- [Requirement] From the entries below, output the line with "0.000192 | <1e-9 |" and each following line up to and including the line with "0 | 0.00500 |", exactly as written.

- [Input data]
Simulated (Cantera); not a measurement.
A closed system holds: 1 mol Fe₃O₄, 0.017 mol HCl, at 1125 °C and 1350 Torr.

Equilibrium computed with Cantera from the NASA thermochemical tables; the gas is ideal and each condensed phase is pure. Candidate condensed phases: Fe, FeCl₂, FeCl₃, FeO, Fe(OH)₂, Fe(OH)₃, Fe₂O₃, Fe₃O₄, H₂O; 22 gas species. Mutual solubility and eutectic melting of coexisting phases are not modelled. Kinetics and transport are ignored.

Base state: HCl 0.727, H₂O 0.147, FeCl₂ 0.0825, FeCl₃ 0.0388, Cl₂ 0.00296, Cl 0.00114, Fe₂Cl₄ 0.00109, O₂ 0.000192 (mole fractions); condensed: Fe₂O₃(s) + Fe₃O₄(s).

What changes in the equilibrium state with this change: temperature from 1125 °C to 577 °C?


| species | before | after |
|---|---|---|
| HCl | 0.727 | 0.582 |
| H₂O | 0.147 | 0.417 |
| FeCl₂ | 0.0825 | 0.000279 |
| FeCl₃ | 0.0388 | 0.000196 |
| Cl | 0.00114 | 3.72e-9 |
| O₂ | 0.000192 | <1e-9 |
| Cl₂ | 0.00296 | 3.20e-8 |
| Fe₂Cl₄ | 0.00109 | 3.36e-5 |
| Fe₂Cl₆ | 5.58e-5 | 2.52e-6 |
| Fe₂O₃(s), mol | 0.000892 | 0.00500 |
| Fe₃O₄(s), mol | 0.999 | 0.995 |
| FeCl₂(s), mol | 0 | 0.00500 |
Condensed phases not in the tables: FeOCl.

- [Response]
| O₂ | 0.000192 | <1e-9 |
| Cl₂ | 0.00296 | 3.20e-8 |
| Fe₂Cl₄ | 0.00109 | 3.36e-5 |
| Fe₂Cl₆ | 5.58e-5 | 2.52e-6 |
| Fe₂O₃(s), mol | 0.000892 | 0.00500 |
| Fe₃O₄(s), mol | 0.999 | 0.995 |
| FeCl₂(s), mol | 0 | 0.00500 |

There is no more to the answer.